**Work instruction:**
Given the entries below, copy each of them out exactly.

**Supplied material:**
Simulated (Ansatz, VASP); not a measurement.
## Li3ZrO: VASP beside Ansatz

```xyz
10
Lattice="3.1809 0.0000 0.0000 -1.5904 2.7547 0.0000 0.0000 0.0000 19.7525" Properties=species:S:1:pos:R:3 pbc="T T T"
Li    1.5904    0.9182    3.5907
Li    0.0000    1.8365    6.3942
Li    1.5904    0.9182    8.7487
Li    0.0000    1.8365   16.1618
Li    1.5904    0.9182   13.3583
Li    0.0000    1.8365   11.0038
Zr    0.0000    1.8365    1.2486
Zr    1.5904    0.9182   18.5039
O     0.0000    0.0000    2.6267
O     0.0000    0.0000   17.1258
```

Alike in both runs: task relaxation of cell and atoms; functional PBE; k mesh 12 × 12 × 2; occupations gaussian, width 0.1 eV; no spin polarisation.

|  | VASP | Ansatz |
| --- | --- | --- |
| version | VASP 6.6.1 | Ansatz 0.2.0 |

**Exercise solution:**
Simulated (Ansatz, VASP); not a measurement.
## Li3ZrO: VASP beside Ansatz

```xyz
10
Lattice="3.1809 0.0000 0.0000 -1.5904 2.7547 0.0000 0.0000 0.0000 19.7525" Properties=species:S:1:pos:R:3 pbc="T T T"
Li    1.5904    0.9182    3.5907
Li    0.0000    1.8365    6.3942
Li    1.5904    0.9182    8.7487
Li    0.0000    1.8365   16.1618
Li    1.5904    0.9182   13.3583
Li    0.0000    1.8365   11.0038
Zr    0.0000    1.8365    1.2486
Zr    1.5904    0.9182   18.5039
O     0.0000    0.0000    2.6267
O     0.0000    0.0000   17.1258
```

Alike in both runs: task relaxation of cell and atoms; functional PBE; k mesh 12 × 12 × 2; occupations gaussian, width 0.1 eV; no spin polarisation.

|  | VASP | Ansatz |
| --- | --- | --- |
| version | VASP 6.6.1 | Ansatz 0.2.0 |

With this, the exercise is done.